* _Required action_
So that nothing is lost, restate each entry exactly as supplied.

-- Exercise data follows --

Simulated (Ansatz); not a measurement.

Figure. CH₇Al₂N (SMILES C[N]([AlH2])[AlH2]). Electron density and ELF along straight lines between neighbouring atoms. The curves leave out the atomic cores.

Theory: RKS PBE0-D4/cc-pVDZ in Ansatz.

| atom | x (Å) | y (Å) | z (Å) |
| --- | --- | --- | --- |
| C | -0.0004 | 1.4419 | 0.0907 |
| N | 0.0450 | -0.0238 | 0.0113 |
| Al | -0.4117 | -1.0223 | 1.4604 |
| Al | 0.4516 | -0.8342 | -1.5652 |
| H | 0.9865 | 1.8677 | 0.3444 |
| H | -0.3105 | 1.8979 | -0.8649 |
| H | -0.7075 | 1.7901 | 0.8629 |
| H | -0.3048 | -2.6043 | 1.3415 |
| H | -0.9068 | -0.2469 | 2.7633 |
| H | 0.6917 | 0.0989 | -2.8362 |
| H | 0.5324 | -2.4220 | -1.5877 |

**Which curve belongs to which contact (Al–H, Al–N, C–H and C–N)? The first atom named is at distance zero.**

-- Exercise data concluded --

* _Reply_
Simulated (Ansatz); not a measurement.

Figure. CH₇Al₂N (SMILES C[N]([AlH2])[AlH2]). Electron density and ELF along straight lines between neighbouring atoms. The curves leave out the atomic cores.

Theory: RKS PBE0-D4/cc-pVDZ in Ansatz.

| atom | x (Å) | y (Å) | z (Å) |
| --- | --- | --- | --- |
| C | -0.0004 | 1.4419 | 0.0907 |
| N | 0.0450 | -0.0238 | 0.0113 |
| Al | -0.4117 | -1.0223 | 1.4604 |
| Al | 0.4516 | -0.8342 | -1.5652 |
| H | 0.9865 | 1.8677 | 0.3444 |
| H | -0.3105 | 1.8979 | -0.8649 |
| H | -0.7075 | 1.7901 | 0.8629 |
| H | -0.3048 | -2.6043 | 1.3415 |
| H | -0.9068 | -0.2469 | 2.7633 |
| H | 0.6917 | 0.0989 | -2.8362 |
| H | 0.5324 | -2.4220 | -1.5877 |

**Which curve belongs to which contact (Al–H, Al–N, C–H and C–N)? The first atom named is at distance zero.**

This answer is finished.